Work item -
Only a slice of the listing below is wanted. Retype the lines from the one containing "Gaps are the" through the one containing "Between zero and", exactly, both ends included.

Provided data -
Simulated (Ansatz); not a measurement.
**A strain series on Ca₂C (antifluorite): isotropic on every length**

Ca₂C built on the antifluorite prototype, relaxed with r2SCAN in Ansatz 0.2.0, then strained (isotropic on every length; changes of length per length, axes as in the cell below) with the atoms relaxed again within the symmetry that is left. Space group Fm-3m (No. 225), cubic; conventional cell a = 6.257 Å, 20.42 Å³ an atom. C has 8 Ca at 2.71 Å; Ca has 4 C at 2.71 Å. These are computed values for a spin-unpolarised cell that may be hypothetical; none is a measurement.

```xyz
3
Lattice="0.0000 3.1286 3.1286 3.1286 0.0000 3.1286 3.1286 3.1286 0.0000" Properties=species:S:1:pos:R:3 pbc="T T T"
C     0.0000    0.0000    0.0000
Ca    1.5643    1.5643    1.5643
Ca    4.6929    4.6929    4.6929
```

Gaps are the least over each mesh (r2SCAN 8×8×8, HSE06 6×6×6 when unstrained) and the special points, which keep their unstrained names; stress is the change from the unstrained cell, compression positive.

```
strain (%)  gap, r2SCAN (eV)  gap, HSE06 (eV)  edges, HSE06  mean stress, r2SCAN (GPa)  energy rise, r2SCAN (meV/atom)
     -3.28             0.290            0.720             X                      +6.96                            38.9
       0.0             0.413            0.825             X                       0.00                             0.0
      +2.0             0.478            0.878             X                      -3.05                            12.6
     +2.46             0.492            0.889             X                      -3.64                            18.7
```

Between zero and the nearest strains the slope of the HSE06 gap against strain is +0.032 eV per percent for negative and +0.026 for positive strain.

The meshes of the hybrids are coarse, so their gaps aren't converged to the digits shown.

Written response -
Gaps are the least over each mesh (r2SCAN 8×8×8, HSE06 6×6×6 when unstrained) and the special points, which keep their unstrained names; stress is the change from the unstrained cell, compression positive.

```
strain (%)  gap, r2SCAN (eV)  gap, HSE06 (eV)  edges, HSE06  mean stress, r2SCAN (GPa)  energy rise, r2SCAN (meV/atom)
     -3.28             0.290            0.720             X                      +6.96                            38.9
       0.0             0.413            0.825             X                       0.00                             0.0
      +2.0             0.478            0.878             X                      -3.05                            12.6
     +2.46             0.492            0.889             X                      -3.64                            18.7
```

Between zero and the nearest strains the slope of the HSE06 gap against strain is +0.032 eV per percent for negative and +0.026 for positive strain.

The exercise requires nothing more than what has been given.